- **BRIEF**
Take the data from its first line. Print each line exactly until the line containing "Alike in all" has been printed too.

========
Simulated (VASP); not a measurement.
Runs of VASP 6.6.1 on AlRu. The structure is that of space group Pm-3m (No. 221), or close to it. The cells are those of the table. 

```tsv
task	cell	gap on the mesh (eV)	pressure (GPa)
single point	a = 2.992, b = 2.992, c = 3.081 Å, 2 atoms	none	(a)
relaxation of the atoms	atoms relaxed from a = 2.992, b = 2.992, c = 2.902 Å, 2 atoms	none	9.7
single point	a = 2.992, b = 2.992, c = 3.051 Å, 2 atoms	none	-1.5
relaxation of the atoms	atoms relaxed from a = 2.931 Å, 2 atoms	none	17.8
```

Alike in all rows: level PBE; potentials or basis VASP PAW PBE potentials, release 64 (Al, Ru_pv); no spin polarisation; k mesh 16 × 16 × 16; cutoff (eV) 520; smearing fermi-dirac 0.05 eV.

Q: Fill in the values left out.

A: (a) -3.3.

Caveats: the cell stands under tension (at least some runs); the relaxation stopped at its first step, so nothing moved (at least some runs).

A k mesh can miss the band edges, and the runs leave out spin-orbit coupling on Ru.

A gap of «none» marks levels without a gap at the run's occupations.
========

- **EXERCISE SOLUTION**
Simulated (VASP); not a measurement.
Runs of VASP 6.6.1 on AlRu. The structure is that of space group Pm-3m (No. 221), or close to it. The cells are those of the table. 

```tsv
task	cell	gap on the mesh (eV)	pressure (GPa)
single point	a = 2.992, b = 2.992, c = 3.081 Å, 2 atoms	none	(a)
relaxation of the atoms	atoms relaxed from a = 2.992, b = 2.992, c = 2.902 Å, 2 atoms	none	9.7
single point	a = 2.992, b = 2.992, c = 3.051 Å, 2 atoms	none	-1.5
relaxation of the atoms	atoms relaxed from a = 2.931 Å, 2 atoms	none	17.8
```

Alike in all rows: level PBE; potentials or basis VASP PAW PBE potentials, release 64 (Al, Ru_pv); no spin polarisation; k mesh 16 × 16 × 16; cutoff (eV) 520; smearing fermi-dirac 0.05 eV.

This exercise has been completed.